**WORK ITEM**:
Reproduce the listing that follows, unchanged and complete.

**DATA TO EXAMINE**:
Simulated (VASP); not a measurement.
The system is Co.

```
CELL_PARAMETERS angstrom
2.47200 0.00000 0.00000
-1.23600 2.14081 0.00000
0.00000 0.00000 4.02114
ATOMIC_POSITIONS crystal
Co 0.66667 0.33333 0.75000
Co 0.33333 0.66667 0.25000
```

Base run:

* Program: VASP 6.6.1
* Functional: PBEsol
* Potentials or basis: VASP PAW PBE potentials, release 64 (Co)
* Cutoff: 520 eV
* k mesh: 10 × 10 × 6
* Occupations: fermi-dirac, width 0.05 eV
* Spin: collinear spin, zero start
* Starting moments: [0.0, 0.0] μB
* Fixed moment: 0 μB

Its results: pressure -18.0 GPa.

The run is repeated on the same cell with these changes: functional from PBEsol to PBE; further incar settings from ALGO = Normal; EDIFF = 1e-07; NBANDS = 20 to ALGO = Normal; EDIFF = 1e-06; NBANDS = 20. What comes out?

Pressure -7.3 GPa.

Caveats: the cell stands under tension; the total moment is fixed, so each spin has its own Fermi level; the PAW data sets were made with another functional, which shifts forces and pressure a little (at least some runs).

**PROBLEM SOLUTION**:
Simulated (VASP); not a measurement.
The system is Co.

```
CELL_PARAMETERS angstrom
2.47200 0.00000 0.00000
-1.23600 2.14081 0.00000
0.00000 0.00000 4.02114
ATOMIC_POSITIONS crystal
Co 0.66667 0.33333 0.75000
Co 0.33333 0.66667 0.25000
```

Base run:

* Program: VASP 6.6.1
* Functional: PBEsol
* Potentials or basis: VASP PAW PBE potentials, release 64 (Co)
* Cutoff: 520 eV
* k mesh: 10 × 10 × 6
* Occupations: fermi-dirac, width 0.05 eV
* Spin: collinear spin, zero start
* Starting moments: [0.0, 0.0] μB
* Fixed moment: 0 μB

Its results: pressure -18.0 GPa.

The run is repeated on the same cell with these changes: functional from PBEsol to PBE; further incar settings from ALGO = Normal; EDIFF = 1e-07; NBANDS = 20 to ALGO = Normal; EDIFF = 1e-06; NBANDS = 20. What comes out?

Pressure -7.3 GPa.

Caveats: the cell stands under tension; the total moment is fixed, so each spin has its own Fermi level; the PAW data sets were made with another functional, which shifts forces and pressure a little (at least some runs).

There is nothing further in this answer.